── ENTRIES SUPPLIED
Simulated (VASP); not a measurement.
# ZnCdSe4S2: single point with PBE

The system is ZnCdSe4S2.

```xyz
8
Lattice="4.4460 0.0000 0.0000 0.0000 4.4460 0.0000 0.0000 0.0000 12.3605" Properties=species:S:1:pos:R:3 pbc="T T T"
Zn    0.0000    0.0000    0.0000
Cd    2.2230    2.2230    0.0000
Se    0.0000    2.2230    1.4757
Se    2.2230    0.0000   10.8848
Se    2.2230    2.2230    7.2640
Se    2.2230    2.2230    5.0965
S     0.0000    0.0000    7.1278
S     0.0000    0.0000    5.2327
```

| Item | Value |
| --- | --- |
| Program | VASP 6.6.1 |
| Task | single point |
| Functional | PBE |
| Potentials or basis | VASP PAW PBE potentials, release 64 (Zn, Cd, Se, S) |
────

# [REQUIREMENT]
Repeat every record exactly as written, please.

# [EXERCISE OUTPUT]
Simulated (VASP); not a measurement.
# ZnCdSe4S2: single point with PBE

The system is ZnCdSe4S2.

```xyz
8
Lattice="4.4460 0.0000 0.0000 0.0000 4.4460 0.0000 0.0000 0.0000 12.3605" Properties=species:S:1:pos:R:3 pbc="T T T"
Zn    0.0000    0.0000    0.0000
Cd    2.2230    2.2230    0.0000
Se    0.0000    2.2230    1.4757
Se    2.2230    0.0000   10.8848
Se    2.2230    2.2230    7.2640
Se    2.2230    2.2230    5.0965
S     0.0000    0.0000    7.1278
S     0.0000    0.0000    5.2327
```

| Item | Value |
| --- | --- |
| Program | VASP 6.6.1 |
| Task | single point |
| Functional | PBE |
| Potentials or basis | VASP PAW PBE potentials, release 64 (Zn, Cd, Se, S) |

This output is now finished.